- Opening Delimiter -

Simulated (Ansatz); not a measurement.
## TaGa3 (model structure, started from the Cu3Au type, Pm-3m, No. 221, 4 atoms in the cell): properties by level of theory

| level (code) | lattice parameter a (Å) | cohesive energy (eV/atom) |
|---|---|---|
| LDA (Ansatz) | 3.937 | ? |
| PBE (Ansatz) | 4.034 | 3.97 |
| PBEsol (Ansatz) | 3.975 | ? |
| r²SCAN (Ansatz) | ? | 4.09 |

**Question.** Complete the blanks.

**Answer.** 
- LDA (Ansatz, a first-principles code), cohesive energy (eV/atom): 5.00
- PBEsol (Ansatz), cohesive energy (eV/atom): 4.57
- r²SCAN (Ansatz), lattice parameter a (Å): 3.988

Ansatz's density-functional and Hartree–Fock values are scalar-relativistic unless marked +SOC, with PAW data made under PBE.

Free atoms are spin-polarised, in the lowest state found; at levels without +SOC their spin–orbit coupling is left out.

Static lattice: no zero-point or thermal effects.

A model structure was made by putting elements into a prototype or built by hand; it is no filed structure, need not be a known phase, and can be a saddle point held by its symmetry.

- Closing Delimiter -

__Action item__
Needed here are the exact lines from the start of the material through the line that contains "(Ansatz) | 3.937 | ? |", and no others.

__Written solution__
Simulated (Ansatz); not a measurement.
## TaGa3 (model structure, started from the Cu3Au type, Pm-3m, No. 221, 4 atoms in the cell): properties by level of theory

| level (code) | lattice parameter a (Å) | cohesive energy (eV/atom) |
|---|---|---|
| LDA (Ansatz) | 3.937 | ? |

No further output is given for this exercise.